Provided records —
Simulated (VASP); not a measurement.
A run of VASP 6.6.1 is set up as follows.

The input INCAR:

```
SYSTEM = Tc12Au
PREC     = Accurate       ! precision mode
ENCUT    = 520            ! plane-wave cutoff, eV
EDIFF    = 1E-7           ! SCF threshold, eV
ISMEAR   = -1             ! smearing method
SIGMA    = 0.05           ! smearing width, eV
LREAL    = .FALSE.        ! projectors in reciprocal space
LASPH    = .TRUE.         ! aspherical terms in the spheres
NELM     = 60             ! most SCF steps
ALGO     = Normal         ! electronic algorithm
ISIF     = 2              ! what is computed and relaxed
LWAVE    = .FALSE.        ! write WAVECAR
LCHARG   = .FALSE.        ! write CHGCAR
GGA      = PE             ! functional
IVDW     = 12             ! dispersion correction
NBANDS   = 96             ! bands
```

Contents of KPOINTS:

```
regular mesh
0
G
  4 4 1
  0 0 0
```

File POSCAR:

Work order —
Would you return the whole listing exactly as written?

Exercise output —
Simulated (VASP); not a measurement.
A run of VASP 6.6.1 is set up as follows.

The input INCAR:

```
SYSTEM = Tc12Au
PREC     = Accurate       ! precision mode
ENCUT    = 520            ! plane-wave cutoff, eV
EDIFF    = 1E-7           ! SCF threshold, eV
ISMEAR   = -1             ! smearing method
SIGMA    = 0.05           ! smearing width, eV
LREAL    = .FALSE.        ! projectors in reciprocal space
LASPH    = .TRUE.         ! aspherical terms in the spheres
NELM     = 60             ! most SCF steps
ALGO     = Normal         ! electronic algorithm
ISIF     = 2              ! what is computed and relaxed
LWAVE    = .FALSE.        ! write WAVECAR
LCHARG   = .FALSE.        ! write CHGCAR
GGA      = PE             ! functional
IVDW     = 12             ! dispersion correction
NBANDS   = 96             ! bands
```

Contents of KPOINTS:

```
regular mesh
0
G
  4 4 1
  0 0 0
```

File POSCAR:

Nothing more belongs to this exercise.